Data section >>
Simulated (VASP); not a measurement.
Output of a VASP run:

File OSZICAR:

Action item >> Only one stretch is wanted, so please give again exactly the lines from the start of the data through the line containing "Output of a", both ends included.

Answer area >>
Simulated (VASP); not a measurement.
Output of a VASP run:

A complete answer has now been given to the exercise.